▶ _TASK ITEM_: Please print the data again exactly as given.

[Opening SOURCE INFORMATION section]

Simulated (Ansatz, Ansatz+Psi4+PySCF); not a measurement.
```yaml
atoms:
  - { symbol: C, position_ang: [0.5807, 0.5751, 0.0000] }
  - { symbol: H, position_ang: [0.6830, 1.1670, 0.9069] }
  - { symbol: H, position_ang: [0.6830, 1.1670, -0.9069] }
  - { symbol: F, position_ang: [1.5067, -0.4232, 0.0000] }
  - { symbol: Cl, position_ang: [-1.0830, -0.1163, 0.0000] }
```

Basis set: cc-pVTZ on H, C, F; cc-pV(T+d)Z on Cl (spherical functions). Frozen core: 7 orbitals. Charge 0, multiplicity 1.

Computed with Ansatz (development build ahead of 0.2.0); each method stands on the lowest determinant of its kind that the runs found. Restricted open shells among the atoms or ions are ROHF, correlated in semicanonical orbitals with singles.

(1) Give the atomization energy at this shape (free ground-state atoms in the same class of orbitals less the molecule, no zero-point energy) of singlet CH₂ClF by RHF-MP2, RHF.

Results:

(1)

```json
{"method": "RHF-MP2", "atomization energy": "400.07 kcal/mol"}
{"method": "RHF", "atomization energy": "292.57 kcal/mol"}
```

[Closing SOURCE INFORMATION section]

▶ _ANSWER SPACE_:
Simulated (Ansatz, Ansatz+Psi4+PySCF); not a measurement.
```yaml
atoms:
  - { symbol: C, position_ang: [0.5807, 0.5751, 0.0000] }
  - { symbol: H, position_ang: [0.6830, 1.1670, 0.9069] }
  - { symbol: H, position_ang: [0.6830, 1.1670, -0.9069] }
  - { symbol: F, position_ang: [1.5067, -0.4232, 0.0000] }
  - { symbol: Cl, position_ang: [-1.0830, -0.1163, 0.0000] }
```

Basis set: cc-pVTZ on H, C, F; cc-pV(T+d)Z on Cl (spherical functions). Frozen core: 7 orbitals. Charge 0, multiplicity 1.

Computed with Ansatz (development build ahead of 0.2.0); each method stands on the lowest determinant of its kind that the runs found. Restricted open shells among the atoms or ions are ROHF, correlated in semicanonical orbitals with singles.

(1) Give the atomization energy at this shape (free ground-state atoms in the same class of orbitals less the molecule, no zero-point energy) of singlet CH₂ClF by RHF-MP2, RHF.

Results:

(1)

```json
{"method": "RHF-MP2", "atomization energy": "400.07 kcal/mol"}
{"method": "RHF", "atomization energy": "292.57 kcal/mol"}
```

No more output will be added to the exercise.